* Activity
Quote exactly, and only, the lines of the material below from the line with "- Occupations: fermi-dirac, width 0.1 eV" through the line with "Task: How do".

(Records provided Opens)

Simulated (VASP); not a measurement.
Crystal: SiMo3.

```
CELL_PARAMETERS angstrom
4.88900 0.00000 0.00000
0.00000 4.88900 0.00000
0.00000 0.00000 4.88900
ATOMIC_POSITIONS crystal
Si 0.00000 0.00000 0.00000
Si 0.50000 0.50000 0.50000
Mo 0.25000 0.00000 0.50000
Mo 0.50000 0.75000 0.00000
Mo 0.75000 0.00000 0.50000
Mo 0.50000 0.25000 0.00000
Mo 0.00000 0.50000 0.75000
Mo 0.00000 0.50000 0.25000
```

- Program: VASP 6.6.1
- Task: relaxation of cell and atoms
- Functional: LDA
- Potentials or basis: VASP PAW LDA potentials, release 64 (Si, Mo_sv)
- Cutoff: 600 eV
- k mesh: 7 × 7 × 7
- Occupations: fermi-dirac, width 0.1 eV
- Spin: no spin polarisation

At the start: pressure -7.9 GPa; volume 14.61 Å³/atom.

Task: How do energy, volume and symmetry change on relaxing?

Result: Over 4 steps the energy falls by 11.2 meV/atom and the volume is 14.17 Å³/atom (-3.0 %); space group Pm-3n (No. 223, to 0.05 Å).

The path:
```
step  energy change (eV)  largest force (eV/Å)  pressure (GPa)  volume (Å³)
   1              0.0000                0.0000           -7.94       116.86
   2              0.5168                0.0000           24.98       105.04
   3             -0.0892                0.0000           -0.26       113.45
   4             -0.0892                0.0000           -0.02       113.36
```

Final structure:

(Records provided Closes)

* Problem solution
- Occupations: fermi-dirac, width 0.1 eV
- Spin: no spin polarisation

At the start: pressure -7.9 GPa; volume 14.61 Å³/atom.

Task: How do energy, volume and symmetry change on relaxing?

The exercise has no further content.